▶ Stored data:
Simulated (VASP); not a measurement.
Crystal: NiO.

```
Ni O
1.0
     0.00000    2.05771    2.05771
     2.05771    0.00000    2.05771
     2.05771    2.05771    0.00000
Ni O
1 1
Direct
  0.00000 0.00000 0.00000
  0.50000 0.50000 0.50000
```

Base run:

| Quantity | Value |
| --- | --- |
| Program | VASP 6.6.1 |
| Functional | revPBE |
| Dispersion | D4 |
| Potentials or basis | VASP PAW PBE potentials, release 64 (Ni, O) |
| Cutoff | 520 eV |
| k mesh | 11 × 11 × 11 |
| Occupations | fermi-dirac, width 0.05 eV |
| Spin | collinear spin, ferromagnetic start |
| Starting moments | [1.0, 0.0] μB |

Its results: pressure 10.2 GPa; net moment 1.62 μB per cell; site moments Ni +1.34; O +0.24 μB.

▶ Requirement:
Every record must be repeated precisely and in full.

▶ Response box:
Simulated (VASP); not a measurement.
Crystal: NiO.

```
Ni O
1.0
     0.00000    2.05771    2.05771
     2.05771    0.00000    2.05771
     2.05771    2.05771    0.00000
Ni O
1 1
Direct
  0.00000 0.00000 0.00000
  0.50000 0.50000 0.50000
```

Base run:

| Quantity | Value |
| --- | --- |
| Program | VASP 6.6.1 |
| Functional | revPBE |
| Dispersion | D4 |
| Potentials or basis | VASP PAW PBE potentials, release 64 (Ni, O) |
| Cutoff | 520 eV |
| k mesh | 11 × 11 × 11 |
| Occupations | fermi-dirac, width 0.05 eV |
| Spin | collinear spin, ferromagnetic start |
| Starting moments | [1.0, 0.0] μB |

Its results: pressure 10.2 GPa; net moment 1.62 μB per cell; site moments Ni +1.34; O +0.24 μB.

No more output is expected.